Action item → All of the data, from the first line to the last, should be reproduced without alteration.

━━━

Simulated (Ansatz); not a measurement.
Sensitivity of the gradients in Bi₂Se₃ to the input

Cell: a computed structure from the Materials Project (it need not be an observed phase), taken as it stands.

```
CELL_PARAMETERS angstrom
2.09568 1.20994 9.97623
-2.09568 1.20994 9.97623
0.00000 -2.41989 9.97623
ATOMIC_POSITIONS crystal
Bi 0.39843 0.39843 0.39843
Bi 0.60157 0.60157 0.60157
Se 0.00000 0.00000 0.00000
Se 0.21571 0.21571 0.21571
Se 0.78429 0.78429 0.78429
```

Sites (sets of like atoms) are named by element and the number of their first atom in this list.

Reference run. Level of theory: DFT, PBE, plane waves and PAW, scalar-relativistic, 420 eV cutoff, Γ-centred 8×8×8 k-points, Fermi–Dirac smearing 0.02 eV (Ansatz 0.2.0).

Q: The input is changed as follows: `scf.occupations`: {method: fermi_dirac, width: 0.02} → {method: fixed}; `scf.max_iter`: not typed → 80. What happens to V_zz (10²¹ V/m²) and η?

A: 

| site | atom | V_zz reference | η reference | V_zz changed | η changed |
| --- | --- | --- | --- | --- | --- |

━━━

Exercise output →
Simulated (Ansatz); not a measurement.
Sensitivity of the gradients in Bi₂Se₃ to the input

Cell: a computed structure from the Materials Project (it need not be an observed phase), taken as it stands.

```
CELL_PARAMETERS angstrom
2.09568 1.20994 9.97623
-2.09568 1.20994 9.97623
0.00000 -2.41989 9.97623
ATOMIC_POSITIONS crystal
Bi 0.39843 0.39843 0.39843
Bi 0.60157 0.60157 0.60157
Se 0.00000 0.00000 0.00000
Se 0.21571 0.21571 0.21571
Se 0.78429 0.78429 0.78429
```

Sites (sets of like atoms) are named by element and the number of their first atom in this list.

Reference run. Level of theory: DFT, PBE, plane waves and PAW, scalar-relativistic, 420 eV cutoff, Γ-centred 8×8×8 k-points, Fermi–Dirac smearing 0.02 eV (Ansatz 0.2.0).

Q: The input is changed as follows: `scf.occupations`: {method: fermi_dirac, width: 0.02} → {method: fixed}; `scf.max_iter`: not typed → 80. What happens to V_zz (10²¹ V/m²) and η?

A: 

| site | atom | V_zz reference | η reference | V_zz changed | η changed |
| --- | --- | --- | --- | --- | --- |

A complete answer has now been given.